*** Listed entries ***
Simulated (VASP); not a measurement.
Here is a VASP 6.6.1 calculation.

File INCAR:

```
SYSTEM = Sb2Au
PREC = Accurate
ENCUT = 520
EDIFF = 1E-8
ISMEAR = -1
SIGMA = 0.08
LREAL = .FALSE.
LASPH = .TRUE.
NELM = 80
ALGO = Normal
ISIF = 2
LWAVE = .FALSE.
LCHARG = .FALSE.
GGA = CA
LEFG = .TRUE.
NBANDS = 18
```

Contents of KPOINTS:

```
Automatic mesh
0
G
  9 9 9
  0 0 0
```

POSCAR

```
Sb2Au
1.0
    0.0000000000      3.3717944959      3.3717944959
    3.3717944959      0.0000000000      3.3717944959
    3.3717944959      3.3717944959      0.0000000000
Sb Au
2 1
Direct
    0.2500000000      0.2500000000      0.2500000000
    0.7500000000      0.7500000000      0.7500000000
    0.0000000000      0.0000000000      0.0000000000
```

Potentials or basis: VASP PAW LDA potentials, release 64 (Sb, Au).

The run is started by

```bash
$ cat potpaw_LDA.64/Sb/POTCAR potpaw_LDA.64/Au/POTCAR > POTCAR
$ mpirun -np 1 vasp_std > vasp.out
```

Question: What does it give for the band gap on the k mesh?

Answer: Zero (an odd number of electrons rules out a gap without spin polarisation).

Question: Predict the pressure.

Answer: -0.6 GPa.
*** End of Listed entries ***

■ Task item ■
Write down every record shown above precisely.

■ Answer space ■
Simulated (VASP); not a measurement.
Here is a VASP 6.6.1 calculation.

File INCAR:

```
SYSTEM = Sb2Au
PREC = Accurate
ENCUT = 520
EDIFF = 1E-8
ISMEAR = -1
SIGMA = 0.08
LREAL = .FALSE.
LASPH = .TRUE.
NELM = 80
ALGO = Normal
ISIF = 2
LWAVE = .FALSE.
LCHARG = .FALSE.
GGA = CA
LEFG = .TRUE.
NBANDS = 18
```

Contents of KPOINTS:

```
Automatic mesh
0
G
  9 9 9
  0 0 0
```

POSCAR

```
Sb2Au
1.0
    0.0000000000      3.3717944959      3.3717944959
    3.3717944959      0.0000000000      3.3717944959
    3.3717944959      3.3717944959      0.0000000000
Sb Au
2 1
Direct
    0.2500000000      0.2500000000      0.2500000000
    0.7500000000      0.7500000000      0.7500000000
    0.0000000000      0.0000000000      0.0000000000
```

Potentials or basis: VASP PAW LDA potentials, release 64 (Sb, Au).

The run is started by

```bash
$ cat potpaw_LDA.64/Sb/POTCAR potpaw_LDA.64/Au/POTCAR > POTCAR
$ mpirun -np 1 vasp_std > vasp.out
```

Question: What does it give for the band gap on the k mesh?

Answer: Zero (an odd number of electrons rules out a gap without spin polarisation).

Question: Predict the pressure.

Answer: -0.6 GPa.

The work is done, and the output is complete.